::: Provided records :::
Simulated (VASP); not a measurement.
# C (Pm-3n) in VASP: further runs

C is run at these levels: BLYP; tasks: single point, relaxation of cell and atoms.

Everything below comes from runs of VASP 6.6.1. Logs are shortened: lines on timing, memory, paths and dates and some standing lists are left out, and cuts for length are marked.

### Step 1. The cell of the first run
:::

* _Assignment_
Copy every line of the data above exactly.

* _Written response_
Simulated (VASP); not a measurement.
# C (Pm-3n) in VASP: further runs

C is run at these levels: BLYP; tasks: single point, relaxation of cell and atoms.

Everything below comes from runs of VASP 6.6.1. Logs are shortened: lines on timing, memory, paths and dates and some standing lists are left out, and cuts for length are marked.

### Step 1. The cell of the first run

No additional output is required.